Recorded data:
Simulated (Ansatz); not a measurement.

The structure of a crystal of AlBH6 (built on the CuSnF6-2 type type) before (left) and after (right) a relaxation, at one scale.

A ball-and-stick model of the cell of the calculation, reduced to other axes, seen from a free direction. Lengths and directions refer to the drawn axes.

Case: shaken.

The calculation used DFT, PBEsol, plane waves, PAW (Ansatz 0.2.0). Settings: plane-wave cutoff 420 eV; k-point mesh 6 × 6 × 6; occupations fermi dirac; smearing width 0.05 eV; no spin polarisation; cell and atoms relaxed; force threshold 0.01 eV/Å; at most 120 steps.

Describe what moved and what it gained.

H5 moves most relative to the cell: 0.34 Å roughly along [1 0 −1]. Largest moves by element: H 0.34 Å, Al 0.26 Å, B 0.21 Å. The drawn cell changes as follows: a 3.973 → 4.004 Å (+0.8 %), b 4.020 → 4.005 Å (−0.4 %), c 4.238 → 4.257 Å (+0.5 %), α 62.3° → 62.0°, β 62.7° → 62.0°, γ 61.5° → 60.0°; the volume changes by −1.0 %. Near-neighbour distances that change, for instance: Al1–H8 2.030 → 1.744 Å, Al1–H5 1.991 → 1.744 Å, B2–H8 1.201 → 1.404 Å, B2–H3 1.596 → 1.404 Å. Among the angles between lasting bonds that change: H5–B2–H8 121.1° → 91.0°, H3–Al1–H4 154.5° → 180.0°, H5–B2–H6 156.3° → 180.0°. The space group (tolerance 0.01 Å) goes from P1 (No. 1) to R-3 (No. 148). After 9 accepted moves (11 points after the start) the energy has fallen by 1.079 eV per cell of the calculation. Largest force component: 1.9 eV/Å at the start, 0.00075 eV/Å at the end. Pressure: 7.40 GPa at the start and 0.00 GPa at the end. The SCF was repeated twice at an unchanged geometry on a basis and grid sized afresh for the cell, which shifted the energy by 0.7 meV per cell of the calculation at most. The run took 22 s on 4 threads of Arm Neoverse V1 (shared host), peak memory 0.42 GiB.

Work request:
Set down precisely the lines above between the line holding "Case: shaken." and the line holding "The calculation used", inclusive, and nothing beyond them.

Exercise result:
Case: shaken.

The calculation used DFT, PBEsol, plane waves, PAW (Ansatz 0.2.0). Settings: plane-wave cutoff 420 eV; k-point mesh 6 × 6 × 6; occupations fermi dirac; smearing width 0.05 eV; no spin polarisation; cell and atoms relaxed; force threshold 0.01 eV/Å; at most 120 steps.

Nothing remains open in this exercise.